══════

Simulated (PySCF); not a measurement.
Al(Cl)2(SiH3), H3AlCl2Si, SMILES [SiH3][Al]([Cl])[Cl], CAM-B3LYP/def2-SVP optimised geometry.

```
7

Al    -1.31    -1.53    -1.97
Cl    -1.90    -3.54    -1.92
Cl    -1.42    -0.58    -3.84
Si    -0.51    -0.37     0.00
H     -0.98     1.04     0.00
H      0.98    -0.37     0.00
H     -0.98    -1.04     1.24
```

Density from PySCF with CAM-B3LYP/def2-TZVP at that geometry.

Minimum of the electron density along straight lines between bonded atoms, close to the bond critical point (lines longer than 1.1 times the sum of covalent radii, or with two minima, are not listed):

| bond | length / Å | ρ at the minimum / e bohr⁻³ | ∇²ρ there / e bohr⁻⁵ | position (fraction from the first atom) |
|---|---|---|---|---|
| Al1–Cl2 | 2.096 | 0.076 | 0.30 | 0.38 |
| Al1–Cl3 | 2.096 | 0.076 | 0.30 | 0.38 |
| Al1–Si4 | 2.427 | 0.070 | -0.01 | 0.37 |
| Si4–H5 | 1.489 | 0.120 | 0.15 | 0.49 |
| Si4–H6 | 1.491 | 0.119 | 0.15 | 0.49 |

══════

= ACTION ITEM =
Would you please transcribe all of the entries above exactly?

= EXERCISE ANSWER =
Simulated (PySCF); not a measurement.
Al(Cl)2(SiH3), H3AlCl2Si, SMILES [SiH3][Al]([Cl])[Cl], CAM-B3LYP/def2-SVP optimised geometry.

```
7

Al    -1.31    -1.53    -1.97
Cl    -1.90    -3.54    -1.92
Cl    -1.42    -0.58    -3.84
Si    -0.51    -0.37     0.00
H     -0.98     1.04     0.00
H      0.98    -0.37     0.00
H     -0.98    -1.04     1.24
```

Density from PySCF with CAM-B3LYP/def2-TZVP at that geometry.

Minimum of the electron density along straight lines between bonded atoms, close to the bond critical point (lines longer than 1.1 times the sum of covalent radii, or with two minima, are not listed):

| bond | length / Å | ρ at the minimum / e bohr⁻³ | ∇²ρ there / e bohr⁻⁵ | position (fraction from the first atom) |
|---|---|---|---|---|
| Al1–Cl2 | 2.096 | 0.076 | 0.30 | 0.38 |
| Al1–Cl3 | 2.096 | 0.076 | 0.30 | 0.38 |
| Al1–Si4 | 2.427 | 0.070 | -0.01 | 0.37 |
| Si4–H5 | 1.489 | 0.120 | 0.15 | 0.49 |
| Si4–H6 | 1.491 | 0.119 | 0.15 | 0.49 |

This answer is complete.